** BRIEF **
The lines from the top of the records below through the one containing "The cell was" are to be transcribed exactly, and nothing else is to be added.

** EXCERPTED DATA **
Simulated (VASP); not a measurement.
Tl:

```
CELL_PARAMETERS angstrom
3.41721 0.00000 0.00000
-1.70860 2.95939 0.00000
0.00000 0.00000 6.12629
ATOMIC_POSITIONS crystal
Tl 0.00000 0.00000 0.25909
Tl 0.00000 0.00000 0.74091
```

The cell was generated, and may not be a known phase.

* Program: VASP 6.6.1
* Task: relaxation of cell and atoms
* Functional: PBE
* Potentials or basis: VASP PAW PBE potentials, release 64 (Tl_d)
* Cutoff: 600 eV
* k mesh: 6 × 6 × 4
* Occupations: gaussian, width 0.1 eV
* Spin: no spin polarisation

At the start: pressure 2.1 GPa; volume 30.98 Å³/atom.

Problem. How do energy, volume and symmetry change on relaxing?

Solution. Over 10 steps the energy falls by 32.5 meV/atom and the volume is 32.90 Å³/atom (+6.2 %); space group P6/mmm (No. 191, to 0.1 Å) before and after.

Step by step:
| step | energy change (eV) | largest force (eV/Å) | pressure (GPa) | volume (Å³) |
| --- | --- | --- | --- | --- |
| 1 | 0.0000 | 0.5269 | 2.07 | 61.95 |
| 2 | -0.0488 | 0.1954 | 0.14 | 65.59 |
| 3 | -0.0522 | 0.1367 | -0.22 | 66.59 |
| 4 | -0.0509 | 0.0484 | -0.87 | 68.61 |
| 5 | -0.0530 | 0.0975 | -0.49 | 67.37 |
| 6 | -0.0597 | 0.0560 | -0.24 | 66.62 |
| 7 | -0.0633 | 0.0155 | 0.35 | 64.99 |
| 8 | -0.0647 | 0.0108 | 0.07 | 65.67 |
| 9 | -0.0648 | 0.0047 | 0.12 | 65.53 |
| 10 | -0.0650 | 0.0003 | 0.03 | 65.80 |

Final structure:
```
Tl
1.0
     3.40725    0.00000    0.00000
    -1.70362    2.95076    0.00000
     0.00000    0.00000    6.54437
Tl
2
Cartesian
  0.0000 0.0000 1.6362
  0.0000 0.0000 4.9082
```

** TASK OUTPUT **
Simulated (VASP); not a measurement.
Tl:

```
CELL_PARAMETERS angstrom
3.41721 0.00000 0.00000
-1.70860 2.95939 0.00000
0.00000 0.00000 6.12629
ATOMIC_POSITIONS crystal
Tl 0.00000 0.00000 0.25909
Tl 0.00000 0.00000 0.74091
```

The cell was generated, and may not be a known phase.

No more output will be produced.